**WORK ITEM**
All lines from the one containing "VASP 6.6.1, plane" down to the one containing "So far, least", both ends included, are to be given again exactly; omit the rest of the listing below.

**EXTRACTED MATERIAL**
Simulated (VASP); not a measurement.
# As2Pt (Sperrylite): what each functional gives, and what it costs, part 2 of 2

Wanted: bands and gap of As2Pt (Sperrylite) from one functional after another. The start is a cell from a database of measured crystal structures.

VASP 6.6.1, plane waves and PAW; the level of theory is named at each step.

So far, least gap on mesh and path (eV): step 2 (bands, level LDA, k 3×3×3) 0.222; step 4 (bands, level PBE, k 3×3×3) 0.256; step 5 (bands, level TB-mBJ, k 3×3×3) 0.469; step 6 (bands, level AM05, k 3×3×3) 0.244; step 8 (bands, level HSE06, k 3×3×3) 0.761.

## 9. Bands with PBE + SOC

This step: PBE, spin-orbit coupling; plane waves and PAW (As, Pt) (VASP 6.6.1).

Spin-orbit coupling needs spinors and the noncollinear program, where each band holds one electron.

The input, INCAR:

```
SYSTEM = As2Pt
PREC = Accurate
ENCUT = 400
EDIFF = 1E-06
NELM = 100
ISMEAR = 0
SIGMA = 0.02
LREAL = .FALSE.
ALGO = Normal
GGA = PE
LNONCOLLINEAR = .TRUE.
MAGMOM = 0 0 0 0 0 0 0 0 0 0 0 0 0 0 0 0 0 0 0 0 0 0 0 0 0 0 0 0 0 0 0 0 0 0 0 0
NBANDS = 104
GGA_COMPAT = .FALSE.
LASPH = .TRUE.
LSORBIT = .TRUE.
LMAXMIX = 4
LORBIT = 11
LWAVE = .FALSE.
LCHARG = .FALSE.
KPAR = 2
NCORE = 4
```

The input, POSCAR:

**EXERCISE ANSWER**
VASP 6.6.1, plane waves and PAW; the level of theory is named at each step.

So far, least gap on mesh and path (eV): step 2 (bands, level LDA, k 3×3×3) 0.222; step 4 (bands, level PBE, k 3×3×3) 0.256; step 5 (bands, level TB-mBJ, k 3×3×3) 0.469; step 6 (bands, level AM05, k 3×3×3) 0.244; step 8 (bands, level HSE06, k 3×3×3) 0.761.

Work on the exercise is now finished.